▶ **EXTRACTED INFORMATION**
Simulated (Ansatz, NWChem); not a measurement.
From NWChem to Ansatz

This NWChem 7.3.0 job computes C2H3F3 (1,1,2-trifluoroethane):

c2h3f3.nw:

▶ **REQUIREMENT**
Every line above should be written out again exactly as it stands.

▶ **TASK SOLUTION**
Simulated (Ansatz, NWChem); not a measurement.
From NWChem to Ansatz

This NWChem 7.3.0 job computes C2H3F3 (1,1,2-trifluoroethane):

c2h3f3.nw:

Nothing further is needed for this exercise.